Required action: Write out exactly the first lines of the listing, ending on the line that contains "H22, H23 on C9)".

Study material:
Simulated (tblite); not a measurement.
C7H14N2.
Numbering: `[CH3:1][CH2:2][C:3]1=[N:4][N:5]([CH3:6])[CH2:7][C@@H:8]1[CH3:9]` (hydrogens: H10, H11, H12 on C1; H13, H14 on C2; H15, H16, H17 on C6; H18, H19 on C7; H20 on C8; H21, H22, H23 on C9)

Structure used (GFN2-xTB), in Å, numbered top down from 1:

Your response:
Simulated (tblite); not a measurement.
C7H14N2.
Numbering: `[CH3:1][CH2:2][C:3]1=[N:4][N:5]([CH3:6])[CH2:7][C@@H:8]1[CH3:9]` (hydrogens: H10, H11, H12 on C1; H13, H14 on C2; H15, H16, H17 on C6; H18, H19 on C7; H20 on C8; H21, H22, H23 on C9)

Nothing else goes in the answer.